+ + + + + + +
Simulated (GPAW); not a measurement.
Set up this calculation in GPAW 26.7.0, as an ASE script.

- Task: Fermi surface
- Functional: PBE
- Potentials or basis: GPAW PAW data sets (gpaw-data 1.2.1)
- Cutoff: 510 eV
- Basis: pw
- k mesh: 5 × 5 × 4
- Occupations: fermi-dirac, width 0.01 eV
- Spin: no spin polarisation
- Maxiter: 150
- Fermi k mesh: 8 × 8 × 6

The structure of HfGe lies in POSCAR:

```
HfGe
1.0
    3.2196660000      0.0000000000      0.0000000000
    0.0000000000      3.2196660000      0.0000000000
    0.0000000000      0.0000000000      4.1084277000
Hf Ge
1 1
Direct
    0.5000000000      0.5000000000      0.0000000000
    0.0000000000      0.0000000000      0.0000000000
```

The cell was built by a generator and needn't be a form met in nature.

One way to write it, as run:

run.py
+ + + + + + +

=== Work request ===
Stopping at the line containing "One way to write", please repeat exactly every line from the very start of the entries, that line included, and nothing more.

=== Task solution ===
Simulated (GPAW); not a measurement.
Set up this calculation in GPAW 26.7.0, as an ASE script.

- Task: Fermi surface
- Functional: PBE
- Potentials or basis: GPAW PAW data sets (gpaw-data 1.2.1)
- Cutoff: 510 eV
- Basis: pw
- k mesh: 5 × 5 × 4
- Occupations: fermi-dirac, width 0.01 eV
- Spin: no spin polarisation
- Maxiter: 150
- Fermi k mesh: 8 × 8 × 6

The structure of HfGe lies in POSCAR:

```
HfGe
1.0
    3.2196660000      0.0000000000      0.0000000000
    0.0000000000      3.2196660000      0.0000000000
    0.0000000000      0.0000000000      4.1084277000
Hf Ge
1 1
Direct
    0.5000000000      0.5000000000      0.0000000000
    0.0000000000      0.0000000000      0.0000000000
```

The cell was built by a generator and needn't be a form met in nature.

One way to write it, as run:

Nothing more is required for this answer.